§ Work item: Only the lines from the start of the entries through the line with "before and after." are wanted; please output them exactly.

= Beginning of Section =

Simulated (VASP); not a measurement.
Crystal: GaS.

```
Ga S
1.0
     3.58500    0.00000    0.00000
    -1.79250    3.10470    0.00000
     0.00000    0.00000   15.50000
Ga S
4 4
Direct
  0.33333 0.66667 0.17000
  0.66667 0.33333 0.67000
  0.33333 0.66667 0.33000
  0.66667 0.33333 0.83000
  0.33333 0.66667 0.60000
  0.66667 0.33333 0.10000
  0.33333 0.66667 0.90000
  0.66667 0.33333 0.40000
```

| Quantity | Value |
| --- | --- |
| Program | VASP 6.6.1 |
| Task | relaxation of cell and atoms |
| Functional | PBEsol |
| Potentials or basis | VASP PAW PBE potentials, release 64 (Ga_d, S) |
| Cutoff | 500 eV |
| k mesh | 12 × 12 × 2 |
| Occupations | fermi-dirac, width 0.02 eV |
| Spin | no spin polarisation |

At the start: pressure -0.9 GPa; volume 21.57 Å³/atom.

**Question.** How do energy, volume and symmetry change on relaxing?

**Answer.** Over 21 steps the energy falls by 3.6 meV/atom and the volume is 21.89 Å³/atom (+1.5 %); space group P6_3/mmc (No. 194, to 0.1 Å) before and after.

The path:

= End of Section =

§ Solution:
Simulated (VASP); not a measurement.
Crystal: GaS.

```
Ga S
1.0
     3.58500    0.00000    0.00000
    -1.79250    3.10470    0.00000
     0.00000    0.00000   15.50000
Ga S
4 4
Direct
  0.33333 0.66667 0.17000
  0.66667 0.33333 0.67000
  0.33333 0.66667 0.33000
  0.66667 0.33333 0.83000
  0.33333 0.66667 0.60000
  0.66667 0.33333 0.10000
  0.33333 0.66667 0.90000
  0.66667 0.33333 0.40000
```

| Quantity | Value |
| --- | --- |
| Program | VASP 6.6.1 |
| Task | relaxation of cell and atoms |
| Functional | PBEsol |
| Potentials or basis | VASP PAW PBE potentials, release 64 (Ga_d, S) |
| Cutoff | 500 eV |
| k mesh | 12 × 12 × 2 |
| Occupations | fermi-dirac, width 0.02 eV |
| Spin | no spin polarisation |

At the start: pressure -0.9 GPa; volume 21.57 Å³/atom.

**Question.** How do energy, volume and symmetry change on relaxing?

**Answer.** Over 21 steps the energy falls by 3.6 meV/atom and the volume is 21.89 Å³/atom (+1.5 %); space group P6_3/mmc (No. 194, to 0.1 Å) before and after.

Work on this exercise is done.